- - - -
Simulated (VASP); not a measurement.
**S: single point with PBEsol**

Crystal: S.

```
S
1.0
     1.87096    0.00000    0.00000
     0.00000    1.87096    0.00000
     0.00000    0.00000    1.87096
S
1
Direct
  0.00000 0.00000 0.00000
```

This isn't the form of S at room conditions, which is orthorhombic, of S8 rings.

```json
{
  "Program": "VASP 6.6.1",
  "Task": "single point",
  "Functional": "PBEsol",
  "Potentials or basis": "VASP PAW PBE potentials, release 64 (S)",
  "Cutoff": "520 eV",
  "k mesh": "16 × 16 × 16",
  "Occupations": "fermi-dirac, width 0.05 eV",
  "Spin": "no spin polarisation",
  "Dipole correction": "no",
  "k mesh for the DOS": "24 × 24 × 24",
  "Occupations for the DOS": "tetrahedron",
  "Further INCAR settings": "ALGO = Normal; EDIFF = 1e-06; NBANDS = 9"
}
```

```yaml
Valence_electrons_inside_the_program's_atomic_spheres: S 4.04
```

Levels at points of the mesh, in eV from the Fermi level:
- - - -

**Work request**
Retype the lines above, keeping every character.

**Expected answer**
Simulated (VASP); not a measurement.
**S: single point with PBEsol**

Crystal: S.

```
S
1.0
     1.87096    0.00000    0.00000
     0.00000    1.87096    0.00000
     0.00000    0.00000    1.87096
S
1
Direct
  0.00000 0.00000 0.00000
```

This isn't the form of S at room conditions, which is orthorhombic, of S8 rings.

```json
{
  "Program": "VASP 6.6.1",
  "Task": "single point",
  "Functional": "PBEsol",
  "Potentials or basis": "VASP PAW PBE potentials, release 64 (S)",
  "Cutoff": "520 eV",
  "k mesh": "16 × 16 × 16",
  "Occupations": "fermi-dirac, width 0.05 eV",
  "Spin": "no spin polarisation",
  "Dipole correction": "no",
  "k mesh for the DOS": "24 × 24 × 24",
  "Occupations for the DOS": "tetrahedron",
  "Further INCAR settings": "ALGO = Normal; EDIFF = 1e-06; NBANDS = 9"
}
```

```yaml
Valence_electrons_inside_the_program's_atomic_spheres: S 4.04
```

Levels at points of the mesh, in eV from the Fermi level:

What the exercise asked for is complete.